Top of Records shown

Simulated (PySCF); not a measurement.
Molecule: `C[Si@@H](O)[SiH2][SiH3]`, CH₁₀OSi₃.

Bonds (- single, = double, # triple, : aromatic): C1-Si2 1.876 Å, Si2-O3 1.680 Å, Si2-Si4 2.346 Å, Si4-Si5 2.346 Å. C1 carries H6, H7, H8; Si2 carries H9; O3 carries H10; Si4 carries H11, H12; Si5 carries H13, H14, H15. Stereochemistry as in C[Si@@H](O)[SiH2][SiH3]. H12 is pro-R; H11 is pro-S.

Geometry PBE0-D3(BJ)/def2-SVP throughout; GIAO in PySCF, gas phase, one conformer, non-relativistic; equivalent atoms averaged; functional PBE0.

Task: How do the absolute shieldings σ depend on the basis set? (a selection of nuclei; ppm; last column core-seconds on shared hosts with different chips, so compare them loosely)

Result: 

Bottom of Records shown

§ **Assigned task**: From the records above, extract exactly and only the lines that begin at the line with "Geometry PBE0-D3(BJ)/def2-SVP throughout;" and stop after the line with "Task: How do".

§ **Task output**:
Geometry PBE0-D3(BJ)/def2-SVP throughout; GIAO in PySCF, gas phase, one conformer, non-relativistic; equivalent atoms averaged; functional PBE0.

Task: How do the absolute shieldings σ depend on the basis set? (a selection of nuclei; ppm; last column core-seconds on shared hosts with different chips, so compare them loosely)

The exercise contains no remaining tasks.